** Opening Data extracts block **

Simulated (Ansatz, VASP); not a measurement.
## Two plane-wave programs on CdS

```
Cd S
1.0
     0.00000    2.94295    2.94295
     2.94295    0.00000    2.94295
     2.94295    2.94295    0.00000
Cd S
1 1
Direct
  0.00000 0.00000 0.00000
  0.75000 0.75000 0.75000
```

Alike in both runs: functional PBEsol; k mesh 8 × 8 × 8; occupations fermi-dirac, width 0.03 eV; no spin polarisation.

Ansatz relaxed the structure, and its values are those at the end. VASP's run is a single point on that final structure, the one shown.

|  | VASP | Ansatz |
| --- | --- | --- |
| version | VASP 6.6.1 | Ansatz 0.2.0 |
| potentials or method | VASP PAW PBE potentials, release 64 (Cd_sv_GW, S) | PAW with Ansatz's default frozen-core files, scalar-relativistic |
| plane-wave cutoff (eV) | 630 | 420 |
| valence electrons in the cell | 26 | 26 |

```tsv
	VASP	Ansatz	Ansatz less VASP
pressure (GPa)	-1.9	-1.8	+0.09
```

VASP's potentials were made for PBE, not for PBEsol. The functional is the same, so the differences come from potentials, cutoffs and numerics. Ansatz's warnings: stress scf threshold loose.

** Closing Data extracts block **

Work task: Emit, unaltered, the lines from the top of the listing down through the line that holds "Alike in both"; emit nothing else.

Answer area:
Simulated (Ansatz, VASP); not a measurement.
## Two plane-wave programs on CdS

```
Cd S
1.0
     0.00000    2.94295    2.94295
     2.94295    0.00000    2.94295
     2.94295    2.94295    0.00000
Cd S
1 1
Direct
  0.00000 0.00000 0.00000
  0.75000 0.75000 0.75000
```

Alike in both runs: functional PBEsol; k mesh 8 × 8 × 8; occupations fermi-dirac, width 0.03 eV; no spin polarisation.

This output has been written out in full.